_Raw data_:
━━━━━━━━━━━━━━━━━━━━

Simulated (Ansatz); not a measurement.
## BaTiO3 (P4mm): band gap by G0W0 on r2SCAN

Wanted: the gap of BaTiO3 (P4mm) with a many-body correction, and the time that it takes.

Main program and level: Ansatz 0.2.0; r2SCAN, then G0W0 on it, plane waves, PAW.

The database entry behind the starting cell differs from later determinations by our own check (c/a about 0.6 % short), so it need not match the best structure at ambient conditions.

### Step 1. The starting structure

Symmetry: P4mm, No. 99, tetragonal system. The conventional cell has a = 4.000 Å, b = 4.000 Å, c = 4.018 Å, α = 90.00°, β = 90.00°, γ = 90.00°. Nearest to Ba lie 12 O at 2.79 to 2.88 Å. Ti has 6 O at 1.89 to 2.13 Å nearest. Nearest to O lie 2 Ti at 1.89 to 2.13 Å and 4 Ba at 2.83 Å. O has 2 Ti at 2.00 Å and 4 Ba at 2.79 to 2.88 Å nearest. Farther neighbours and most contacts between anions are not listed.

━━━━━━━━━━━━━━━━━━━━

_Requirement_:
All of the lines above need to be given again exactly.

_Answer area_:
Simulated (Ansatz); not a measurement.
## BaTiO3 (P4mm): band gap by G0W0 on r2SCAN

Wanted: the gap of BaTiO3 (P4mm) with a many-body correction, and the time that it takes.

Main program and level: Ansatz 0.2.0; r2SCAN, then G0W0 on it, plane waves, PAW.

The database entry behind the starting cell differs from later determinations by our own check (c/a about 0.6 % short), so it need not match the best structure at ambient conditions.

### Step 1. The starting structure

Symmetry: P4mm, No. 99, tetragonal system. The conventional cell has a = 4.000 Å, b = 4.000 Å, c = 4.018 Å, α = 90.00°, β = 90.00°, γ = 90.00°. Nearest to Ba lie 12 O at 2.79 to 2.88 Å. Ti has 6 O at 1.89 to 2.13 Å nearest. Nearest to O lie 2 Ti at 1.89 to 2.13 Å and 4 Ba at 2.83 Å. O has 2 Ti at 2.00 Å and 4 Ba at 2.79 to 2.88 Å nearest. Farther neighbours and most contacts between anions are not listed.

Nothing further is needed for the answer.